** Opening EXCERPTED RECORDS block **

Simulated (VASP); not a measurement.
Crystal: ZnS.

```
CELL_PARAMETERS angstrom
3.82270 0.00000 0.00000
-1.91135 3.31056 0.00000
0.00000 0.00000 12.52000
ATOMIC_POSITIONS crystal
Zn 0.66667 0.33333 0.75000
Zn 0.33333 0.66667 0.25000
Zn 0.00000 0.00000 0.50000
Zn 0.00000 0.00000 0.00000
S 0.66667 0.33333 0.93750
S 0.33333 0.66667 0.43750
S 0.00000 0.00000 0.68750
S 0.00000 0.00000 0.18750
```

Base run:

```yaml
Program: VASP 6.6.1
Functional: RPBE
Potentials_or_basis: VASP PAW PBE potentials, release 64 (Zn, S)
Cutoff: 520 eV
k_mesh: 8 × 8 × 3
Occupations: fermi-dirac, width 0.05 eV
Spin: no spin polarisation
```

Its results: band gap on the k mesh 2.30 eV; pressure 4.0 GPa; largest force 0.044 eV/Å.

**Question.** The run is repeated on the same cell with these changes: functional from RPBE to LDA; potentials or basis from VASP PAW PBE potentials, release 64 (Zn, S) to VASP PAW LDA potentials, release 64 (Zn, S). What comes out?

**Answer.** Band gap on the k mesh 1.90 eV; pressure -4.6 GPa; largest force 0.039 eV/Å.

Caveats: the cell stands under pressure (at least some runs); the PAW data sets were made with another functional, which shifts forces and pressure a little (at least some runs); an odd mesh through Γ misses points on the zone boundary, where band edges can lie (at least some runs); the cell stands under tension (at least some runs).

** Closing EXCERPTED RECORDS block **

- **ASSIGNED TASK**: Return nothing but the lines from the top of the records above through the line that has "force 0.039 eV/Å.". Keep each one exact.

- **EXPECTED ANSWER**:
Simulated (VASP); not a measurement.
Crystal: ZnS.

```
CELL_PARAMETERS angstrom
3.82270 0.00000 0.00000
-1.91135 3.31056 0.00000
0.00000 0.00000 12.52000
ATOMIC_POSITIONS crystal
Zn 0.66667 0.33333 0.75000
Zn 0.33333 0.66667 0.25000
Zn 0.00000 0.00000 0.50000
Zn 0.00000 0.00000 0.00000
S 0.66667 0.33333 0.93750
S 0.33333 0.66667 0.43750
S 0.00000 0.00000 0.68750
S 0.00000 0.00000 0.18750
```

Base run:

```yaml
Program: VASP 6.6.1
Functional: RPBE
Potentials_or_basis: VASP PAW PBE potentials, release 64 (Zn, S)
Cutoff: 520 eV
k_mesh: 8 × 8 × 3
Occupations: fermi-dirac, width 0.05 eV
Spin: no spin polarisation
```

Its results: band gap on the k mesh 2.30 eV; pressure 4.0 GPa; largest force 0.044 eV/Å.

**Question.** The run is repeated on the same cell with these changes: functional from RPBE to LDA; potentials or basis from VASP PAW PBE potentials, release 64 (Zn, S) to VASP PAW LDA potentials, release 64 (Zn, S). What comes out?

**Answer.** Band gap on the k mesh 1.90 eV; pressure -4.6 GPa; largest force 0.039 eV/Å.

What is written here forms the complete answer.